DATA SUPPLIED –
++++++

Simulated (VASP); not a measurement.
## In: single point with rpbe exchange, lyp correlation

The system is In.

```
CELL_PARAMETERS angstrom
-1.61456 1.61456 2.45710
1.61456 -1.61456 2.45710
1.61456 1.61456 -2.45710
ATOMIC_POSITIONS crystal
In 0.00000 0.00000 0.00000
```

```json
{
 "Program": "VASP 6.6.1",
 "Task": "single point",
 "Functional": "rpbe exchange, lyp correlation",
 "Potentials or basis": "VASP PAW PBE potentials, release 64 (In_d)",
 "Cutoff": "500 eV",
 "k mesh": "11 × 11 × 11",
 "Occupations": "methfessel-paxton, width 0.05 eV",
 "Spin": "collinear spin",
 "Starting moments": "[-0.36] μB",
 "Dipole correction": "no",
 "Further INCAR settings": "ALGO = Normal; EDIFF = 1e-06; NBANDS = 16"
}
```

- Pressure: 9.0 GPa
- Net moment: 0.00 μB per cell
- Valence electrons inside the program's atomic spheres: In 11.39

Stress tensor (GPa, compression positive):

++++++

WORK TASK –
Provide an exact reproduction of all the entries shown above.

SOLUTION –
Simulated (VASP); not a measurement.
## In: single point with rpbe exchange, lyp correlation

The system is In.

```
CELL_PARAMETERS angstrom
-1.61456 1.61456 2.45710
1.61456 -1.61456 2.45710
1.61456 1.61456 -2.45710
ATOMIC_POSITIONS crystal
In 0.00000 0.00000 0.00000
```

```json
{
 "Program": "VASP 6.6.1",
 "Task": "single point",
 "Functional": "rpbe exchange, lyp correlation",
 "Potentials or basis": "VASP PAW PBE potentials, release 64 (In_d)",
 "Cutoff": "500 eV",
 "k mesh": "11 × 11 × 11",
 "Occupations": "methfessel-paxton, width 0.05 eV",
 "Spin": "collinear spin",
 "Starting moments": "[-0.36] μB",
 "Dipole correction": "no",
 "Further INCAR settings": "ALGO = Normal; EDIFF = 1e-06; NBANDS = 16"
}
```

- Pressure: 9.0 GPa
- Net moment: 0.00 μB per cell
- Valence electrons inside the program's atomic spheres: In 11.39

Stress tensor (GPa, compression positive):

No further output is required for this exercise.